The response must consist of the records below, copied exactly.

===== RECORDS SUPPLIED =====
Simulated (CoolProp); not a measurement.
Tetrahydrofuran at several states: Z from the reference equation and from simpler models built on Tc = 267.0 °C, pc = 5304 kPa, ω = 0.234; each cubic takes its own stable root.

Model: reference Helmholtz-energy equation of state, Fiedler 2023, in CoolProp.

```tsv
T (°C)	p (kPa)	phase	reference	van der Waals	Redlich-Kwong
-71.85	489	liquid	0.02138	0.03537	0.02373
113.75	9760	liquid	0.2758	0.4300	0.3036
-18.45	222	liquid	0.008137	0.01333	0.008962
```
=====

TASK RESULT —
Simulated (CoolProp); not a measurement.
Tetrahydrofuran at several states: Z from the reference equation and from simpler models built on Tc = 267.0 °C, pc = 5304 kPa, ω = 0.234; each cubic takes its own stable root.

Model: reference Helmholtz-energy equation of state, Fiedler 2023, in CoolProp.

```tsv
T (°C)	p (kPa)	phase	reference	van der Waals	Redlich-Kwong
-71.85	489	liquid	0.02138	0.03537	0.02373
113.75	9760	liquid	0.2758	0.4300	0.3036
-18.45	222	liquid	0.008137	0.01333	0.008962
```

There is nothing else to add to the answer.